_ _ _ _ _
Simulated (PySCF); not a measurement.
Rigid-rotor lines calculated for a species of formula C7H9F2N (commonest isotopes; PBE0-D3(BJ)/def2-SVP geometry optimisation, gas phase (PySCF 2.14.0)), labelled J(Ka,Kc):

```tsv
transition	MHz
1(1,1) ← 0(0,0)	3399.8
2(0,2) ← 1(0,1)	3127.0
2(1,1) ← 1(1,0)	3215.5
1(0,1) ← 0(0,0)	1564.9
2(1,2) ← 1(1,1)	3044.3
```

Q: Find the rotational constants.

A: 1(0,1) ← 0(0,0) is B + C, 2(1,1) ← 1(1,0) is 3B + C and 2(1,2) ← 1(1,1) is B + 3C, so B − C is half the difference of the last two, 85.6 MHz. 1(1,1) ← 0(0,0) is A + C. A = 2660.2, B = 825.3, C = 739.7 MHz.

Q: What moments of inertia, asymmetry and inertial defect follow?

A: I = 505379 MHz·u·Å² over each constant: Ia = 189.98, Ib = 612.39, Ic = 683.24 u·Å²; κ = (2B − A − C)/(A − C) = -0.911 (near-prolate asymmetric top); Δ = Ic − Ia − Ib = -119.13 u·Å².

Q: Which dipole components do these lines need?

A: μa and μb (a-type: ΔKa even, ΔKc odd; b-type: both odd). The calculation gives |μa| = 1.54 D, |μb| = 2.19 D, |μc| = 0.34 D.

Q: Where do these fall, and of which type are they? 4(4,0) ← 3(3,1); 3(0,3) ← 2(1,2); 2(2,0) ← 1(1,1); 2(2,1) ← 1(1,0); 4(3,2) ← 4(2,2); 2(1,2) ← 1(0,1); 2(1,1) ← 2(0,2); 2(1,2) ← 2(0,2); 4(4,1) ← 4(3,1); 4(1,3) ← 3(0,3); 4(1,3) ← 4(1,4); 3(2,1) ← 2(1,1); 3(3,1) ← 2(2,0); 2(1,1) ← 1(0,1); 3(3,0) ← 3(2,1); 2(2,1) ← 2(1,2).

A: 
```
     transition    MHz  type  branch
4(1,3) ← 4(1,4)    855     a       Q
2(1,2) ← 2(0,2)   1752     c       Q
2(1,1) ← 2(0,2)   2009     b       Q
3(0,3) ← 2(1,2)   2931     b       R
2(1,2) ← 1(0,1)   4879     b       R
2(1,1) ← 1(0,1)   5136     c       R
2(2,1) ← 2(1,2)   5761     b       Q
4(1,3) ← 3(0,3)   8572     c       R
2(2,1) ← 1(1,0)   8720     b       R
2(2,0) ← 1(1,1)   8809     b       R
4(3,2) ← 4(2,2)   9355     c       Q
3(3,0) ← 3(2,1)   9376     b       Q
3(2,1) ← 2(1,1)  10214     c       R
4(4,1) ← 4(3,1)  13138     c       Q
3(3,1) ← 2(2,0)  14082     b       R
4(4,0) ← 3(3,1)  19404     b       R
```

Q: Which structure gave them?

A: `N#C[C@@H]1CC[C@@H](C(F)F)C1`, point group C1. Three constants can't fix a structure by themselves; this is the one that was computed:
_ _ _ _ _

### WORK TASK
For the listing above, print only the lines starting at the line containing "Q: What moments" and ending at the line containing "A: I = 505379", exactly, both included.

### TASK ANSWER
Q: What moments of inertia, asymmetry and inertial defect follow?

A: I = 505379 MHz·u·Å² over each constant: Ia = 189.98, Ib = 612.39, Ic = 683.24 u·Å²; κ = (2B − A − C)/(A − C) = -0.911 (near-prolate asymmetric top); Δ = Ic − Ia − Ib = -119.13 u·Å².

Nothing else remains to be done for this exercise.